*Listed entries*.
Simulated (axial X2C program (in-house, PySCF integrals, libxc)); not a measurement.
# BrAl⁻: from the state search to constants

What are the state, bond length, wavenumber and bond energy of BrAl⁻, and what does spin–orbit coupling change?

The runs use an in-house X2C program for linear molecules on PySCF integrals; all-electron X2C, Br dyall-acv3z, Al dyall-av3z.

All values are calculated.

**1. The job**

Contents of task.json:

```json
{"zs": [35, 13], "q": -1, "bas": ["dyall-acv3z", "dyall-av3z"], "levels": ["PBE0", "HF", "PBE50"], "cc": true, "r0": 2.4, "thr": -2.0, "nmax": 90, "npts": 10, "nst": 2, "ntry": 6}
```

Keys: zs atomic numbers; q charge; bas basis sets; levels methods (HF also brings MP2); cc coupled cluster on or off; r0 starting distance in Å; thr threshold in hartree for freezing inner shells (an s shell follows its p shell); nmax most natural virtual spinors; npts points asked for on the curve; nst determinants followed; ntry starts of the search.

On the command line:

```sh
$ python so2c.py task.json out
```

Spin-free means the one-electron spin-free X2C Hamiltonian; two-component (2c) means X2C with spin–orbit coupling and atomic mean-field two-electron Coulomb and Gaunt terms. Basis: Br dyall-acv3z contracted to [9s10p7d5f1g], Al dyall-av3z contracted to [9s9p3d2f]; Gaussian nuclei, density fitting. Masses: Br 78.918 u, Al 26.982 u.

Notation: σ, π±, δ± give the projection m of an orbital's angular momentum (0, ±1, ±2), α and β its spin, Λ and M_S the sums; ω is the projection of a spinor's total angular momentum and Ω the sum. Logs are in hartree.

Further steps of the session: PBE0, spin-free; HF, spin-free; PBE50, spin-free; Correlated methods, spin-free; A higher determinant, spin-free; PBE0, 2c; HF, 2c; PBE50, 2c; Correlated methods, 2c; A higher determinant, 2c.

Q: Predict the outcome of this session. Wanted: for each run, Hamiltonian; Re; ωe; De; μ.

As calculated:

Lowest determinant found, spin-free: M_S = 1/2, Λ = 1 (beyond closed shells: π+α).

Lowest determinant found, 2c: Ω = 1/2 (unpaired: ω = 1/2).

*Work order*.
Repeat the entries above verbatim, but only from the line that has "Q: Predict the" down to the line that has "Lowest determinant found, spin-free: M_S", inclusive.

*Response box*.
Q: Predict the outcome of this session. Wanted: for each run, Hamiltonian; Re; ωe; De; μ.

As calculated:

Lowest determinant found, spin-free: M_S = 1/2, Λ = 1 (beyond closed shells: π+α).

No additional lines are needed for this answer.